* _Record excerpts_
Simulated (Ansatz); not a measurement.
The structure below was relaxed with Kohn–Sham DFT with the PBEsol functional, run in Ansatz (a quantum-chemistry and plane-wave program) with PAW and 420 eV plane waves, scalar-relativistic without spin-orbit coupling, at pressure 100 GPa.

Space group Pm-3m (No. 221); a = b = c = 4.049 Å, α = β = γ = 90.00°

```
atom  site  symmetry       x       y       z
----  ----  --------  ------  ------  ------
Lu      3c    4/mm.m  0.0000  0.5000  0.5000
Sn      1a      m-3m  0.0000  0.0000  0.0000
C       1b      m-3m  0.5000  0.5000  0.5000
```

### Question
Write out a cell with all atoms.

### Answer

* _Assignment_
Reproduce every record above exactly.

* _Reply_
Simulated (Ansatz); not a measurement.
The structure below was relaxed with Kohn–Sham DFT with the PBEsol functional, run in Ansatz (a quantum-chemistry and plane-wave program) with PAW and 420 eV plane waves, scalar-relativistic without spin-orbit coupling, at pressure 100 GPa.

Space group Pm-3m (No. 221); a = b = c = 4.049 Å, α = β = γ = 90.00°

```
atom  site  symmetry       x       y       z
----  ----  --------  ------  ------  ------
Lu      3c    4/mm.m  0.0000  0.5000  0.5000
Sn      1a      m-3m  0.0000  0.0000  0.0000
C       1b      m-3m  0.5000  0.5000  0.5000
```

### Question
Write out a cell with all atoms.

### Answer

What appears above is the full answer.